> _Requirement_
Take the listing below and print exactly the lines starting at the line containing "Write the native" and ending at the line containing "Dipole correction: no", both ends included, and no others.

-- Data to examine follows --
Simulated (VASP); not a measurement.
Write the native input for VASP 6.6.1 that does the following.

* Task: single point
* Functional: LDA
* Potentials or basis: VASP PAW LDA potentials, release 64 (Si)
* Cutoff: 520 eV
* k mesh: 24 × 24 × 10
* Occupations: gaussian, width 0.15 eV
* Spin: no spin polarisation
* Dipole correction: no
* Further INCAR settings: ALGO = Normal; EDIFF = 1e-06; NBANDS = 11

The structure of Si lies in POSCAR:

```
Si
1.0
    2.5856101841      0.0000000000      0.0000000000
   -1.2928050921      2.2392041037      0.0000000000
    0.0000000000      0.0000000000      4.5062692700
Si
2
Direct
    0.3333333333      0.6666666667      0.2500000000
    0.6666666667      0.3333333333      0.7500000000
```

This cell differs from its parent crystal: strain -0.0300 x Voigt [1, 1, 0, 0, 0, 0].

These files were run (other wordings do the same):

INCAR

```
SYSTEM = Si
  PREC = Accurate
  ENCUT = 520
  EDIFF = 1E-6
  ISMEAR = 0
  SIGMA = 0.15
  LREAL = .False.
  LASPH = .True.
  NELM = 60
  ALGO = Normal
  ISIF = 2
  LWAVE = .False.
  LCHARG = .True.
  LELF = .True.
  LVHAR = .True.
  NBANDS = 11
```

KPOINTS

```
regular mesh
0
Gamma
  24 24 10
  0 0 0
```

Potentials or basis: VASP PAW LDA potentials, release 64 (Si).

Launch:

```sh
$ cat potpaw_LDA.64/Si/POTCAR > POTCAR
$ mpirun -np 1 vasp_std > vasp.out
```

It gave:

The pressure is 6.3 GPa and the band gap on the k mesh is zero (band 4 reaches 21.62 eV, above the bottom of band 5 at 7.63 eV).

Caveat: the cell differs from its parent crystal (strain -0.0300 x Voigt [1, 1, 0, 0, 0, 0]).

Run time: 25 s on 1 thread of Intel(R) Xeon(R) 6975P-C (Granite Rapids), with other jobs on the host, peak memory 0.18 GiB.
-- Data to examine concluded --

> _Task output_
Write the native input for VASP 6.6.1 that does the following.

* Task: single point
* Functional: LDA
* Potentials or basis: VASP PAW LDA potentials, release 64 (Si)
* Cutoff: 520 eV
* k mesh: 24 × 24 × 10
* Occupations: gaussian, width 0.15 eV
* Spin: no spin polarisation
* Dipole correction: no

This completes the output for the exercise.